● Work instruction: Treat the line containing "- Basis: TZDP LCAO (the cutoffs set its grid)" as the last one, and return every line exactly from the first line of the material below up to it.

---+---
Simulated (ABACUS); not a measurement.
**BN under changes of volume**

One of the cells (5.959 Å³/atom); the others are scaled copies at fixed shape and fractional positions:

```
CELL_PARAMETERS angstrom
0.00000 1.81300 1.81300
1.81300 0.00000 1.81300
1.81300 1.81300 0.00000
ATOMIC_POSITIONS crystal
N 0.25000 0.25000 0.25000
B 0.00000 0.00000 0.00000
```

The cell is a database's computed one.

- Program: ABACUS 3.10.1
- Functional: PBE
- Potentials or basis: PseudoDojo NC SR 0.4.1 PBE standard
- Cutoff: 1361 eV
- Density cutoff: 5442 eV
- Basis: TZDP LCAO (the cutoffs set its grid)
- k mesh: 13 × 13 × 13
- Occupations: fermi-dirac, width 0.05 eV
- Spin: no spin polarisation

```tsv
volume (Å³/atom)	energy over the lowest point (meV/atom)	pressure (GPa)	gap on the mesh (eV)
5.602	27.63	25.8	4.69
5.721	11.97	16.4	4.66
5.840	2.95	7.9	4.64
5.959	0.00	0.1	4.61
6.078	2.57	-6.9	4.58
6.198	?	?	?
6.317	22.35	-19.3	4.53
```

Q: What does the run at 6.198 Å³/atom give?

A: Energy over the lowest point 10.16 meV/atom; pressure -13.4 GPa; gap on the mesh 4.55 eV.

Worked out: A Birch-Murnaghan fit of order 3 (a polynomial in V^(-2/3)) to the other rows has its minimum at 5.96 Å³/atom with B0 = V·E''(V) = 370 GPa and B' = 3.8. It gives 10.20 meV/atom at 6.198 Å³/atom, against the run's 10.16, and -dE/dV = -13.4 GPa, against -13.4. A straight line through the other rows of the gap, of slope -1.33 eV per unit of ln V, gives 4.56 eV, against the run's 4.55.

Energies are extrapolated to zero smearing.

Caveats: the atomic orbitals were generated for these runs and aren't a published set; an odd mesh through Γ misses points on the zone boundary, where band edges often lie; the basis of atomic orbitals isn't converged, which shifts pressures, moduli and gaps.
---+---

● Your response:
Simulated (ABACUS); not a measurement.
**BN under changes of volume**

One of the cells (5.959 Å³/atom); the others are scaled copies at fixed shape and fractional positions:

```
CELL_PARAMETERS angstrom
0.00000 1.81300 1.81300
1.81300 0.00000 1.81300
1.81300 1.81300 0.00000
ATOMIC_POSITIONS crystal
N 0.25000 0.25000 0.25000
B 0.00000 0.00000 0.00000
```

The cell is a database's computed one.

- Program: ABACUS 3.10.1
- Functional: PBE
- Potentials or basis: PseudoDojo NC SR 0.4.1 PBE standard
- Cutoff: 1361 eV
- Density cutoff: 5442 eV
- Basis: TZDP LCAO (the cutoffs set its grid)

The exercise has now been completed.